Exercise. Would you please restate all of the data exactly?

Entries supplied.
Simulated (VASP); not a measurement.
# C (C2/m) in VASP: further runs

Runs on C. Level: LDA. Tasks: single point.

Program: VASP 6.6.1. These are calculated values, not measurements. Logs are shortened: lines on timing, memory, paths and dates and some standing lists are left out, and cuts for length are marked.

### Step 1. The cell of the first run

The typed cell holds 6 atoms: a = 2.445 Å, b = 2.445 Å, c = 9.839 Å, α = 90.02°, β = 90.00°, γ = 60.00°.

Result.
Simulated (VASP); not a measurement.
# C (C2/m) in VASP: further runs

Runs on C. Level: LDA. Tasks: single point.

Program: VASP 6.6.1. These are calculated values, not measurements. Logs are shortened: lines on timing, memory, paths and dates and some standing lists are left out, and cuts for length are marked.

### Step 1. The cell of the first run

The typed cell holds 6 atoms: a = 2.445 Å, b = 2.445 Å, c = 9.839 Å, α = 90.02°, β = 90.00°, γ = 60.00°.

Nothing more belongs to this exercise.